Work item: Repeat word for word the opening stretch of the entries, from the first line through the line containing "# Co: comparing deformations".

Extracted material:
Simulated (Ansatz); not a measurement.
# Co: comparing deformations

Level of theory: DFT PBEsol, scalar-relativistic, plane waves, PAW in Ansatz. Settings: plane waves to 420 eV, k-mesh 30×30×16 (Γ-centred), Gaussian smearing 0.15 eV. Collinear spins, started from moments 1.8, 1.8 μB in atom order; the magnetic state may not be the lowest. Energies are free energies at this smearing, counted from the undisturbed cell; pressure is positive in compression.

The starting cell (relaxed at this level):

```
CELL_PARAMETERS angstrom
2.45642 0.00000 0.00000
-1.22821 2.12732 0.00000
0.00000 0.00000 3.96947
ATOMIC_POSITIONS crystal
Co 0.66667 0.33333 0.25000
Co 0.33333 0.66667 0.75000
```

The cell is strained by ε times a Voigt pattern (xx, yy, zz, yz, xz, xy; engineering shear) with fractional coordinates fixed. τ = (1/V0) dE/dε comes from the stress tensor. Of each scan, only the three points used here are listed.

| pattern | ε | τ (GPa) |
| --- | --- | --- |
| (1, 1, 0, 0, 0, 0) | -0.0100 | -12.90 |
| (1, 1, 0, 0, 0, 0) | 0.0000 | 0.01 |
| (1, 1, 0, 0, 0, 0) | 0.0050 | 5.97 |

Solution:
Simulated (Ansatz); not a measurement.
# Co: comparing deformations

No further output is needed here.